Requirement> Every line of the listing must be repeated exactly.

Information given>
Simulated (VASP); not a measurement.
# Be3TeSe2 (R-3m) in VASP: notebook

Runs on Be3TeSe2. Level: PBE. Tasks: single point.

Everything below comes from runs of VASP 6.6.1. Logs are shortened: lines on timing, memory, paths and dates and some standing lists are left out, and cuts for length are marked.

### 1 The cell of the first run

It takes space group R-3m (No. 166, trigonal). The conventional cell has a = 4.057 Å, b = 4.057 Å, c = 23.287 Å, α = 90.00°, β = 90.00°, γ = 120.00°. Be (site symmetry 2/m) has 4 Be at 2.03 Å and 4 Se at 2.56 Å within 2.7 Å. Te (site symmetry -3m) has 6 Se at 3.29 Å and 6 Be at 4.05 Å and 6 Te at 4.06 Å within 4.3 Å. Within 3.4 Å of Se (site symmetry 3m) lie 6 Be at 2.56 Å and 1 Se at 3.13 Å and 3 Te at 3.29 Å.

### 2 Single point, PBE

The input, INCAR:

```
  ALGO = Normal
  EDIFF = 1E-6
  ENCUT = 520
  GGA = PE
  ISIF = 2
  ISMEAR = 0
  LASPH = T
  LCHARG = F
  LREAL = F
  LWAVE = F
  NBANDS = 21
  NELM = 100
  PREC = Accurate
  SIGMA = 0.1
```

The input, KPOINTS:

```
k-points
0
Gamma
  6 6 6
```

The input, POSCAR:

Exercise answer>
Simulated (VASP); not a measurement.
# Be3TeSe2 (R-3m) in VASP: notebook

Runs on Be3TeSe2. Level: PBE. Tasks: single point.

Everything below comes from runs of VASP 6.6.1. Logs are shortened: lines on timing, memory, paths and dates and some standing lists are left out, and cuts for length are marked.

### 1 The cell of the first run

It takes space group R-3m (No. 166, trigonal). The conventional cell has a = 4.057 Å, b = 4.057 Å, c = 23.287 Å, α = 90.00°, β = 90.00°, γ = 120.00°. Be (site symmetry 2/m) has 4 Be at 2.03 Å and 4 Se at 2.56 Å within 2.7 Å. Te (site symmetry -3m) has 6 Se at 3.29 Å and 6 Be at 4.05 Å and 6 Te at 4.06 Å within 4.3 Å. Within 3.4 Å of Se (site symmetry 3m) lie 6 Be at 2.56 Å and 1 Se at 3.13 Å and 3 Te at 3.29 Å.

### 2 Single point, PBE

The input, INCAR:

```
  ALGO = Normal
  EDIFF = 1E-6
  ENCUT = 520
  GGA = PE
  ISIF = 2
  ISMEAR = 0
  LASPH = T
  LCHARG = F
  LREAL = F
  LWAVE = F
  NBANDS = 21
  NELM = 100
  PREC = Accurate
  SIGMA = 0.1
```

The input, KPOINTS:

```
k-points
0
Gamma
  6 6 6
```

The input, POSCAR:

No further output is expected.